● **ASSIGNED TASK**: Begin at the top of the listing below. Write each line out exactly, ending with the line that holds "# Dielectric function".

● **RECORDS PROVIDED**:
= Beginning of Section =

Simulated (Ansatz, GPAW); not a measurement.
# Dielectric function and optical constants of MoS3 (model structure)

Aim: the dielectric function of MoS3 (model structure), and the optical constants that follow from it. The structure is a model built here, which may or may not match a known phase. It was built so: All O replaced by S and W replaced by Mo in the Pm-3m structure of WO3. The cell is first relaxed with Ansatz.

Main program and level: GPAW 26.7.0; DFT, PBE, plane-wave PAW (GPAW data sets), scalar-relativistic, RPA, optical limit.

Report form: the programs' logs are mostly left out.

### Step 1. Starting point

= End of Section =

● **WORKED SOLUTION**:
Simulated (Ansatz, GPAW); not a measurement.
# Dielectric function and optical constants of MoS3 (model structure)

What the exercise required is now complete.